> [Required action] Exactly the lines from the start of the data through the line containing "Functional | PBE |" should be output, with both ends kept and nothing added.

Data supplied START
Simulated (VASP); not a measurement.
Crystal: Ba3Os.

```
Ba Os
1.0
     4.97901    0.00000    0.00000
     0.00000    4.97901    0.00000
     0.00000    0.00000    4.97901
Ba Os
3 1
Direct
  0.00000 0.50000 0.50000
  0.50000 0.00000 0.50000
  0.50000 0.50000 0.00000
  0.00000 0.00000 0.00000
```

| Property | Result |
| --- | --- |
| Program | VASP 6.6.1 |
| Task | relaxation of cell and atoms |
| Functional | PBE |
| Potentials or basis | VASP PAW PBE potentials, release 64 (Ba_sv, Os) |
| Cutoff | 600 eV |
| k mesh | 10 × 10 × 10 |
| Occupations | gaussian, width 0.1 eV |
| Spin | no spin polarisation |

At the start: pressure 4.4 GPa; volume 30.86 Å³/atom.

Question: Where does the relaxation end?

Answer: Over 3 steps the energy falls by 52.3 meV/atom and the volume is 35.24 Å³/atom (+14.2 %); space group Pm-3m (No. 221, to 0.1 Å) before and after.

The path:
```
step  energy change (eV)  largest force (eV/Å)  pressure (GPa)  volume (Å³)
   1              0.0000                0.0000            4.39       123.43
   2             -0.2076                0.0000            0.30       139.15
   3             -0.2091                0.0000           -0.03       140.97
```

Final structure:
Data supplied END

> [Solution]
Simulated (VASP); not a measurement.
Crystal: Ba3Os.

```
Ba Os
1.0
     4.97901    0.00000    0.00000
     0.00000    4.97901    0.00000
     0.00000    0.00000    4.97901
Ba Os
3 1
Direct
  0.00000 0.50000 0.50000
  0.50000 0.00000 0.50000
  0.50000 0.50000 0.00000
  0.00000 0.00000 0.00000
```

| Property | Result |
| --- | --- |
| Program | VASP 6.6.1 |
| Task | relaxation of cell and atoms |
| Functional | PBE |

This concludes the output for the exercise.